### Excerpted data
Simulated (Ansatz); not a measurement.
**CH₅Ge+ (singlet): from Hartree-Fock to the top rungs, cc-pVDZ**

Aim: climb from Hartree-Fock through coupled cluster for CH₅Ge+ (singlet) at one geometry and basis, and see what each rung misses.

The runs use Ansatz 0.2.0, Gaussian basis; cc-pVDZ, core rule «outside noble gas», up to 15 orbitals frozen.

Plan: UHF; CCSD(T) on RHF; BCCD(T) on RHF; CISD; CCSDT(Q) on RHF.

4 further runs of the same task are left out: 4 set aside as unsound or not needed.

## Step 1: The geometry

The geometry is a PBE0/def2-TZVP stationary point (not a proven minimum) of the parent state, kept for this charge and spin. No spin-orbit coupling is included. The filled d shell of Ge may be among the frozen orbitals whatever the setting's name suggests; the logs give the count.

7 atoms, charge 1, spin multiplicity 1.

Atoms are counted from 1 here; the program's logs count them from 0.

### Brief
Your task is to restate, word for word, the lines from the beginning of the records to the line with "7 atoms, charge 1, spin multiplicity 1.", inclusive.

### Written response
Simulated (Ansatz); not a measurement.
**CH₅Ge+ (singlet): from Hartree-Fock to the top rungs, cc-pVDZ**

Aim: climb from Hartree-Fock through coupled cluster for CH₅Ge+ (singlet) at one geometry and basis, and see what each rung misses.

The runs use Ansatz 0.2.0, Gaussian basis; cc-pVDZ, core rule «outside noble gas», up to 15 orbitals frozen.

Plan: UHF; CCSD(T) on RHF; BCCD(T) on RHF; CISD; CCSDT(Q) on RHF.

4 further runs of the same task are left out: 4 set aside as unsound or not needed.

## Step 1: The geometry

The geometry is a PBE0/def2-TZVP stationary point (not a proven minimum) of the parent state, kept for this charge and spin. No spin-orbit coupling is included. The filled d shell of Ge may be among the frozen orbitals whatever the setting's name suggests; the logs give the count.

7 atoms, charge 1, spin multiplicity 1.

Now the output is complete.